━━ DATA LISTING

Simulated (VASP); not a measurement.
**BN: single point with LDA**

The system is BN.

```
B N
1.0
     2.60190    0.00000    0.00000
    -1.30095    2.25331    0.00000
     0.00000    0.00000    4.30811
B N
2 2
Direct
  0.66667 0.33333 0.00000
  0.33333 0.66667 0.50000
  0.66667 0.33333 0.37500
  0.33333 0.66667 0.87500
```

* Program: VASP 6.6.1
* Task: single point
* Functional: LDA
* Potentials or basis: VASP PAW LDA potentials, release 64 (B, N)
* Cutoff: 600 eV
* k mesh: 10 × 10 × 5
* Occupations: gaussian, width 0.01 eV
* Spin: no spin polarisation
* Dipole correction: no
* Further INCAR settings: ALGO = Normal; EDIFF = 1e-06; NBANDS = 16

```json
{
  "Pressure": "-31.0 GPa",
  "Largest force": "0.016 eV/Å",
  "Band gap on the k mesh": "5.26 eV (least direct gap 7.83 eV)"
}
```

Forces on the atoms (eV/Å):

━━━━

WORK ITEM: Output the full set of entries exactly as they were given.

WRITTEN REPLY:
Simulated (VASP); not a measurement.
**BN: single point with LDA**

The system is BN.

```
B N
1.0
     2.60190    0.00000    0.00000
    -1.30095    2.25331    0.00000
     0.00000    0.00000    4.30811
B N
2 2
Direct
  0.66667 0.33333 0.00000
  0.33333 0.66667 0.50000
  0.66667 0.33333 0.37500
  0.33333 0.66667 0.87500
```

* Program: VASP 6.6.1
* Task: single point
* Functional: LDA
* Potentials or basis: VASP PAW LDA potentials, release 64 (B, N)
* Cutoff: 600 eV
* k mesh: 10 × 10 × 5
* Occupations: gaussian, width 0.01 eV
* Spin: no spin polarisation
* Dipole correction: no
* Further INCAR settings: ALGO = Normal; EDIFF = 1e-06; NBANDS = 16

```json
{
  "Pressure": "-31.0 GPa",
  "Largest force": "0.016 eV/Å",
  "Band gap on the k mesh": "5.26 eV (least direct gap 7.83 eV)"
}
```

Forces on the atoms (eV/Å):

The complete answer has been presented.